■ **Work order**
From the entries below, transcribe exactly the lines between the line holding "Figure 1. (a)" and the line holding "about this system?", inclusive; skip all other lines.

*** Source information Section Begins ***

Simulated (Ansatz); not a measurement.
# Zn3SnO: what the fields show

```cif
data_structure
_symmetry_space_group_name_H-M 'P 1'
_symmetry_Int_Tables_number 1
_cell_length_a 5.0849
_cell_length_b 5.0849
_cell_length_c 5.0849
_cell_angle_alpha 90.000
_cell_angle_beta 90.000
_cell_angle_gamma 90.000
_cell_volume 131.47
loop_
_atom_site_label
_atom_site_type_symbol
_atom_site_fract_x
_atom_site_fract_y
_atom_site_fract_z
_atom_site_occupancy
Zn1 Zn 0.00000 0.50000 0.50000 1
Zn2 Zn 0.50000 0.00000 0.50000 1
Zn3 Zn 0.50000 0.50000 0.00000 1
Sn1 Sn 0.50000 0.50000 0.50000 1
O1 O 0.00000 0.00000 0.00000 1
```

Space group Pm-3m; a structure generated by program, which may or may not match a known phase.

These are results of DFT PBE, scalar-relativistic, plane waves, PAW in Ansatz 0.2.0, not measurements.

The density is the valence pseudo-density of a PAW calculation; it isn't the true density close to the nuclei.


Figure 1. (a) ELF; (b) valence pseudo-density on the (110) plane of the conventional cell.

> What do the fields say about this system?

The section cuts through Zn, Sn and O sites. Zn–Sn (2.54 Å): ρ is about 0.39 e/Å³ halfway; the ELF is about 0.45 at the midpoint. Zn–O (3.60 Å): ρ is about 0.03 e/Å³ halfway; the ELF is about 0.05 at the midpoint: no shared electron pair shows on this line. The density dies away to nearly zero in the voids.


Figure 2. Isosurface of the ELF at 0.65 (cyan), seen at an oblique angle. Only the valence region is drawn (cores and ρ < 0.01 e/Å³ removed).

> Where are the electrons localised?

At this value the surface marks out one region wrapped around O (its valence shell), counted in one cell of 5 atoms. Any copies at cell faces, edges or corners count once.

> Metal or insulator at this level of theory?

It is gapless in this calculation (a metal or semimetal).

*** Source information Section Ends ***

■ **Reply**
Figure 1. (a) ELF; (b) valence pseudo-density on the (110) plane of the conventional cell.

> What do the fields say about this system?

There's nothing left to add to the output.